▸ Activity
Your response should be the complete listing, copied exactly.

▸ Dataset excerpts
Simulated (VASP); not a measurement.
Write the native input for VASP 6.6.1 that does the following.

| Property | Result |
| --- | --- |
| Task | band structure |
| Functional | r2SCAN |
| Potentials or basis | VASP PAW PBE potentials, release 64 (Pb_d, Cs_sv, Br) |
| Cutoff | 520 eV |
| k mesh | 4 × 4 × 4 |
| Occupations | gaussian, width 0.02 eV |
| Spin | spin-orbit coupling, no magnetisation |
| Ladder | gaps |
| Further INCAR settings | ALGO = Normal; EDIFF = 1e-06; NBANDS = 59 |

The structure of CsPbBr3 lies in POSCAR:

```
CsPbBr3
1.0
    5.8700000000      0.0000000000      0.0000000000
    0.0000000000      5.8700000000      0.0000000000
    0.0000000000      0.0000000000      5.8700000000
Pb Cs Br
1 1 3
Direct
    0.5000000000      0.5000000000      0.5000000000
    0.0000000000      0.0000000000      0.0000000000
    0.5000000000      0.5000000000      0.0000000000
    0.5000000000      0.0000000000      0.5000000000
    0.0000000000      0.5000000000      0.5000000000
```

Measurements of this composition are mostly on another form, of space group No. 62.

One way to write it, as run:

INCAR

▸ Exercise response
Simulated (VASP); not a measurement.
Write the native input for VASP 6.6.1 that does the following.

| Property | Result |
| --- | --- |
| Task | band structure |
| Functional | r2SCAN |
| Potentials or basis | VASP PAW PBE potentials, release 64 (Pb_d, Cs_sv, Br) |
| Cutoff | 520 eV |
| k mesh | 4 × 4 × 4 |
| Occupations | gaussian, width 0.02 eV |
| Spin | spin-orbit coupling, no magnetisation |
| Ladder | gaps |
| Further INCAR settings | ALGO = Normal; EDIFF = 1e-06; NBANDS = 59 |

The structure of CsPbBr3 lies in POSCAR:

```
CsPbBr3
1.0
    5.8700000000      0.0000000000      0.0000000000
    0.0000000000      5.8700000000      0.0000000000
    0.0000000000      0.0000000000      5.8700000000
Pb Cs Br
1 1 3
Direct
    0.5000000000      0.5000000000      0.5000000000
    0.0000000000      0.0000000000      0.0000000000
    0.5000000000      0.5000000000      0.0000000000
    0.5000000000      0.0000000000      0.5000000000
    0.0000000000      0.5000000000      0.5000000000
```

Measurements of this composition are mostly on another form, of space group No. 62.

One way to write it, as run:

INCAR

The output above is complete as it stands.